>>>

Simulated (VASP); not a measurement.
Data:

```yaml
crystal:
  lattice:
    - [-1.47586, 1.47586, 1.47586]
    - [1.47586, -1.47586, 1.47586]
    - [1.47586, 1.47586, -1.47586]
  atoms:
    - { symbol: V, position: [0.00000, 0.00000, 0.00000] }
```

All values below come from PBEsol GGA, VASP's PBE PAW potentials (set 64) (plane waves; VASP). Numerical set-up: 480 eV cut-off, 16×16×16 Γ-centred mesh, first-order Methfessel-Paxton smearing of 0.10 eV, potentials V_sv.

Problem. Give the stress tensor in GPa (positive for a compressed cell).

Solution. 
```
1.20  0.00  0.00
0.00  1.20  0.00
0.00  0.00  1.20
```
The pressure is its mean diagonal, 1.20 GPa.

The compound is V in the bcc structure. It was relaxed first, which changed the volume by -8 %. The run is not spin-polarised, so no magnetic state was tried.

<<<

#### [Activity]
Reproduce exactly the first line of the listing and every line after it, through the one containing "The pressure is its mean diagonal, 1.20 GPa.". Nothing else belongs in the output.

#### [Exercise response]
Simulated (VASP); not a measurement.
Data:

```yaml
crystal:
  lattice:
    - [-1.47586, 1.47586, 1.47586]
    - [1.47586, -1.47586, 1.47586]
    - [1.47586, 1.47586, -1.47586]
  atoms:
    - { symbol: V, position: [0.00000, 0.00000, 0.00000] }
```

All values below come from PBEsol GGA, VASP's PBE PAW potentials (set 64) (plane waves; VASP). Numerical set-up: 480 eV cut-off, 16×16×16 Γ-centred mesh, first-order Methfessel-Paxton smearing of 0.10 eV, potentials V_sv.

Problem. Give the stress tensor in GPa (positive for a compressed cell).

Solution. 
```
1.20  0.00  0.00
0.00  1.20  0.00
0.00  0.00  1.20
```
The pressure is its mean diagonal, 1.20 GPa.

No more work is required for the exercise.